[Dataset records]
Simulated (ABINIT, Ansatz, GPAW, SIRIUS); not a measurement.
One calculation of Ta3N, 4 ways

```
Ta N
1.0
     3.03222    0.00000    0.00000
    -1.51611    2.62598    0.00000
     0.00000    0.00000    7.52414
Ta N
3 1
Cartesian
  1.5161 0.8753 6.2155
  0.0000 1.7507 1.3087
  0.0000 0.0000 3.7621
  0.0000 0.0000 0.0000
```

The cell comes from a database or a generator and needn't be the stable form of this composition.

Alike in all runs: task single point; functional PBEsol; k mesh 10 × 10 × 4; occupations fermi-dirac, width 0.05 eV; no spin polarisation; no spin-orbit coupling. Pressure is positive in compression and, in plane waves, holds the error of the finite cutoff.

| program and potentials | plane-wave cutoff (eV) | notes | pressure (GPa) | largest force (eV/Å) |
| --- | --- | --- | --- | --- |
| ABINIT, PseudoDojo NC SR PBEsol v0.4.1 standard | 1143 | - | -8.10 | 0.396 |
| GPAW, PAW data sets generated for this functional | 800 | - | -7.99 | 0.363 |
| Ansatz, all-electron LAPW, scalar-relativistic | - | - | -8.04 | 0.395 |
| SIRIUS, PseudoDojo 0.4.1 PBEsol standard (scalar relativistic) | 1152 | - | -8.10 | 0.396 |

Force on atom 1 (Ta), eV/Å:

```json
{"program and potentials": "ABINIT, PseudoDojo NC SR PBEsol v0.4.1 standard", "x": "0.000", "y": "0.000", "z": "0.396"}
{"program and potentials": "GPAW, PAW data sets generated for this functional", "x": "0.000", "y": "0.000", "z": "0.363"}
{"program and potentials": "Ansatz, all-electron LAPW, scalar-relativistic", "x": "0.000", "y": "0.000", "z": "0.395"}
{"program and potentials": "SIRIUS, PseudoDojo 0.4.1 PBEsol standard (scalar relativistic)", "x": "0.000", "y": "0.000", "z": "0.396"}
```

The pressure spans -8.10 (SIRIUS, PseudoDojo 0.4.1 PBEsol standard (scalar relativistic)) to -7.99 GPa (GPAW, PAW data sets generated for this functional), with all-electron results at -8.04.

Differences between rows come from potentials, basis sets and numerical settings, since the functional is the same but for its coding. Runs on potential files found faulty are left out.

[Work item] All lines from the first line of the listing above through the line containing "The cell comes" are to be retyped exactly. Leave out any other line.

[Your response]
Simulated (ABINIT, Ansatz, GPAW, SIRIUS); not a measurement.
One calculation of Ta3N, 4 ways

```
Ta N
1.0
     3.03222    0.00000    0.00000
    -1.51611    2.62598    0.00000
     0.00000    0.00000    7.52414
Ta N
3 1
Cartesian
  1.5161 0.8753 6.2155
  0.0000 1.7507 1.3087
  0.0000 0.0000 3.7621
  0.0000 0.0000 0.0000
```

The cell comes from a database or a generator and needn't be the stable form of this composition.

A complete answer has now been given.